━━━━━━━━━━━━━━━━━━━━
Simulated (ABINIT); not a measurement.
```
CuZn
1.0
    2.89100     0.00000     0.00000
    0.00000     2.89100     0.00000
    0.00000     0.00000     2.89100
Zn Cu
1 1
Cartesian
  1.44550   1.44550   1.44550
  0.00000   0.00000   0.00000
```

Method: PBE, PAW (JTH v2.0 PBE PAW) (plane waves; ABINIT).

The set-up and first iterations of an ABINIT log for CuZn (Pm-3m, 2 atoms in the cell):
━━━━━━━━━━━━━━━━━━━━

**Brief:**
All of the entries should be output exactly as they appear above.

**Task answer:**
Simulated (ABINIT); not a measurement.
```
CuZn
1.0
    2.89100     0.00000     0.00000
    0.00000     2.89100     0.00000
    0.00000     0.00000     2.89100
Zn Cu
1 1
Cartesian
  1.44550   1.44550   1.44550
  0.00000   0.00000   0.00000
```

Method: PBE, PAW (JTH v2.0 PBE PAW) (plane waves; ABINIT).

The set-up and first iterations of an ABINIT log for CuZn (Pm-3m, 2 atoms in the cell):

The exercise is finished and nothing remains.